- Source information
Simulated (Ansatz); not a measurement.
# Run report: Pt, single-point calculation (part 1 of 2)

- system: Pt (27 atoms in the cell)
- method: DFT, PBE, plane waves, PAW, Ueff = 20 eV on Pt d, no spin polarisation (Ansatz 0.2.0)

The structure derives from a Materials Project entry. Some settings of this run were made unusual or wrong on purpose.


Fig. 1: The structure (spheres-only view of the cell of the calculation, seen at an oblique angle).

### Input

- Exercise
Looking at the data above, write out exactly the lines that start at the one containing "The structure derives" and end at the one containing "Fig. 1: The"; include both and nothing beyond.

- Answer area
The structure derives from a Materials Project entry. Some settings of this run were made unusual or wrong on purpose.


Fig. 1: The structure (spheres-only view of the cell of the calculation, seen at an oblique angle).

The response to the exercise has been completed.